WORK TASK
Below is a listing. Set down exactly the lines from the one containing "0.6667 | 0.6232 |" through the one containing "Equation of state", both ends included, and leave out the rest.

*** RECORDS SHOWN
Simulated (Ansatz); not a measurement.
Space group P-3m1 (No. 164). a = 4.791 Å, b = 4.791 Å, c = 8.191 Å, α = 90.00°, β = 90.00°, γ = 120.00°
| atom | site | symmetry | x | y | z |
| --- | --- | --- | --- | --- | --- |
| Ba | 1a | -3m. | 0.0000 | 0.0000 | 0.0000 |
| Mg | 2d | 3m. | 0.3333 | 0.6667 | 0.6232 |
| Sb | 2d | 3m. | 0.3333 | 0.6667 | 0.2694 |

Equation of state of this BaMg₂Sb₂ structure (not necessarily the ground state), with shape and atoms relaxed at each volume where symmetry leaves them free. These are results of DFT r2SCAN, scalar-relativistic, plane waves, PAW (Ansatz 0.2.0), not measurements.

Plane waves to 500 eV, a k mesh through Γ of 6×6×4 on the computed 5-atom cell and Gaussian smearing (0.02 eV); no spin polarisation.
******

EXERCISE ANSWER
| Mg | 2d | 3m. | 0.3333 | 0.6667 | 0.6232 |
| Sb | 2d | 3m. | 0.3333 | 0.6667 | 0.2694 |

Equation of state of this BaMg₂Sb₂ structure (not necessarily the ground state), with shape and atoms relaxed at each volume where symmetry leaves them free. These are results of DFT r2SCAN, scalar-relativistic, plane waves, PAW (Ansatz 0.2.0), not measurements.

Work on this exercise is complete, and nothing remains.